PROVIDED RECORDS section start
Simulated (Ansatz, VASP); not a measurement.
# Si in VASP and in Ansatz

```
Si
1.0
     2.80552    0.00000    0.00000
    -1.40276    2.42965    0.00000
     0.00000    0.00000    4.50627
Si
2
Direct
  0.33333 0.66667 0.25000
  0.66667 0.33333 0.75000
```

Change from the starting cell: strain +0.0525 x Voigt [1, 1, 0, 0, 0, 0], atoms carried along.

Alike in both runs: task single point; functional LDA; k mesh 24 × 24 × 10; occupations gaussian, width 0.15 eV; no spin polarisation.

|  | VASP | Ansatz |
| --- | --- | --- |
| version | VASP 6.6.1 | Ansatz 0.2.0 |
PROVIDED RECORDS section end

— EXERCISE —
The answer must consist of all the entries, copied exactly.

— EXPECTED ANSWER —
Simulated (Ansatz, VASP); not a measurement.
# Si in VASP and in Ansatz

```
Si
1.0
     2.80552    0.00000    0.00000
    -1.40276    2.42965    0.00000
     0.00000    0.00000    4.50627
Si
2
Direct
  0.33333 0.66667 0.25000
  0.66667 0.33333 0.75000
```

Change from the starting cell: strain +0.0525 x Voigt [1, 1, 0, 0, 0, 0], atoms carried along.

Alike in both runs: task single point; functional LDA; k mesh 24 × 24 × 10; occupations gaussian, width 0.15 eV; no spin polarisation.

|  | VASP | Ansatz |
| --- | --- | --- |
| version | VASP 6.6.1 | Ansatz 0.2.0 |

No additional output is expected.